[Opening Data for review section]
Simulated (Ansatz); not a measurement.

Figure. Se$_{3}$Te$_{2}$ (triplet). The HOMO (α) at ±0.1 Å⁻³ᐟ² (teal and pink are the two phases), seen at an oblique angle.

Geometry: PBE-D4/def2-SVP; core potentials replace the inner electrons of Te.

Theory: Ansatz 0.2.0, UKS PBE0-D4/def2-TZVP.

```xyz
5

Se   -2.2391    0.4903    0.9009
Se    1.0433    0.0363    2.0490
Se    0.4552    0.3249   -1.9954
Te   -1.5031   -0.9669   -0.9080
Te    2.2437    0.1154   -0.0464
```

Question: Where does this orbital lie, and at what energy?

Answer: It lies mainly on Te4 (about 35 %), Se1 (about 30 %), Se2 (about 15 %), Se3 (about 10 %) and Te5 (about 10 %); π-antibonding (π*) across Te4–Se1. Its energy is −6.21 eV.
[Closing Data for review section]

* **Work request**: Could you please repeat the data exactly as given?

* **Result**:
Simulated (Ansatz); not a measurement.

Figure. Se$_{3}$Te$_{2}$ (triplet). The HOMO (α) at ±0.1 Å⁻³ᐟ² (teal and pink are the two phases), seen at an oblique angle.

Geometry: PBE-D4/def2-SVP; core potentials replace the inner electrons of Te.

Theory: Ansatz 0.2.0, UKS PBE0-D4/def2-TZVP.

```xyz
5

Se   -2.2391    0.4903    0.9009
Se    1.0433    0.0363    2.0490
Se    0.4552    0.3249   -1.9954
Te   -1.5031   -0.9669   -0.9080
Te    2.2437    0.1154   -0.0464
```

Question: Where does this orbital lie, and at what energy?

Answer: It lies mainly on Te4 (about 35 %), Se1 (about 30 %), Se2 (about 15 %), Se3 (about 10 %) and Te5 (about 10 %); π-antibonding (π*) across Te4–Se1. Its energy is −6.21 eV.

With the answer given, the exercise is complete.